● ● ● ● ● ● ●

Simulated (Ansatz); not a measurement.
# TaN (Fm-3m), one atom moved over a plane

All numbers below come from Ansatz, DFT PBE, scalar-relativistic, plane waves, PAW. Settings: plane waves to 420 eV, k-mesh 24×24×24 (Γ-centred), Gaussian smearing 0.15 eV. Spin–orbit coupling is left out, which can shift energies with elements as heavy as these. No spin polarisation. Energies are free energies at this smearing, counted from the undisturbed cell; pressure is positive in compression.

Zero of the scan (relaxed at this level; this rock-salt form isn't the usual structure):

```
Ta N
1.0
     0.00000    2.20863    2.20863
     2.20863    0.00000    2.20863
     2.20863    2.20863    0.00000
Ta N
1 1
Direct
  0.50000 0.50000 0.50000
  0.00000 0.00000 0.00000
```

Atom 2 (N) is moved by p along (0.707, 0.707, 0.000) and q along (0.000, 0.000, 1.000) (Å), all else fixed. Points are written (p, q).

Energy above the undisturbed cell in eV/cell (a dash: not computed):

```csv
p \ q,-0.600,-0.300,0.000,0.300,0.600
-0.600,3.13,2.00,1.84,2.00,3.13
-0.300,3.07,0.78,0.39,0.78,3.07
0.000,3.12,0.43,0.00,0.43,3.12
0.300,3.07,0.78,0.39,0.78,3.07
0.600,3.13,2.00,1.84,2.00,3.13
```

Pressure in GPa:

● ● ● ● ● ● ●

# [Action item]
All lines in the listing above should be written out again exactly.

# [Exercise output]
Simulated (Ansatz); not a measurement.
# TaN (Fm-3m), one atom moved over a plane

All numbers below come from Ansatz, DFT PBE, scalar-relativistic, plane waves, PAW. Settings: plane waves to 420 eV, k-mesh 24×24×24 (Γ-centred), Gaussian smearing 0.15 eV. Spin–orbit coupling is left out, which can shift energies with elements as heavy as these. No spin polarisation. Energies are free energies at this smearing, counted from the undisturbed cell; pressure is positive in compression.

Zero of the scan (relaxed at this level; this rock-salt form isn't the usual structure):

```
Ta N
1.0
     0.00000    2.20863    2.20863
     2.20863    0.00000    2.20863
     2.20863    2.20863    0.00000
Ta N
1 1
Direct
  0.50000 0.50000 0.50000
  0.00000 0.00000 0.00000
```

Atom 2 (N) is moved by p along (0.707, 0.707, 0.000) and q along (0.000, 0.000, 1.000) (Å), all else fixed. Points are written (p, q).

Energy above the undisturbed cell in eV/cell (a dash: not computed):

```csv
p \ q,-0.600,-0.300,0.000,0.300,0.600
-0.600,3.13,2.00,1.84,2.00,3.13
-0.300,3.07,0.78,0.39,0.78,3.07
0.000,3.12,0.43,0.00,0.43,3.12
0.300,3.07,0.78,0.39,0.78,3.07
0.600,3.13,2.00,1.84,2.00,3.13
```

Pressure in GPa:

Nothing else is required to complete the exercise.